▽

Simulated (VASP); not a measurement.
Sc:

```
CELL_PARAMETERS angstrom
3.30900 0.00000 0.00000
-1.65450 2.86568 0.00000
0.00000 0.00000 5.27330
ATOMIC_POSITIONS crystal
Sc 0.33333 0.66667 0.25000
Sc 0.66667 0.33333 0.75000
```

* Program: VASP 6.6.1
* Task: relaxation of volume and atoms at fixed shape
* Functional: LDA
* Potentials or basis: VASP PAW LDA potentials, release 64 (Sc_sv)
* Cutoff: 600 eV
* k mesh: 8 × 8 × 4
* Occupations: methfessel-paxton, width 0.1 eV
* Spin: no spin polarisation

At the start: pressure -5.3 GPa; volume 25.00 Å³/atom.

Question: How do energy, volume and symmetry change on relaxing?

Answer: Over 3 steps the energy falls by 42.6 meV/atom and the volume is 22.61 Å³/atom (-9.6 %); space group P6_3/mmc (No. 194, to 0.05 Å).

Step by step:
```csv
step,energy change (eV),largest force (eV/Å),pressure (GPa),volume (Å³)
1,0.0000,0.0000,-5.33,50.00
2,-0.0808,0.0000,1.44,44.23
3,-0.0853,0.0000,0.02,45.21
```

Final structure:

△

### WORK ORDER:
The full listing needs to be transcribed exactly.

### ANSWER SPACE:
Simulated (VASP); not a measurement.
Sc:

```
CELL_PARAMETERS angstrom
3.30900 0.00000 0.00000
-1.65450 2.86568 0.00000
0.00000 0.00000 5.27330
ATOMIC_POSITIONS crystal
Sc 0.33333 0.66667 0.25000
Sc 0.66667 0.33333 0.75000
```

* Program: VASP 6.6.1
* Task: relaxation of volume and atoms at fixed shape
* Functional: LDA
* Potentials or basis: VASP PAW LDA potentials, release 64 (Sc_sv)
* Cutoff: 600 eV
* k mesh: 8 × 8 × 4
* Occupations: methfessel-paxton, width 0.1 eV
* Spin: no spin polarisation

At the start: pressure -5.3 GPa; volume 25.00 Å³/atom.

Question: How do energy, volume and symmetry change on relaxing?

Answer: Over 3 steps the energy falls by 42.6 meV/atom and the volume is 22.61 Å³/atom (-9.6 %); space group P6_3/mmc (No. 194, to 0.05 Å).

Step by step:
```csv
step,energy change (eV),largest force (eV/Å),pressure (GPa),volume (Å³)
1,0.0000,0.0000,-5.33,50.00
2,-0.0808,0.0000,1.44,44.23
3,-0.0853,0.0000,0.02,45.21
```

Final structure:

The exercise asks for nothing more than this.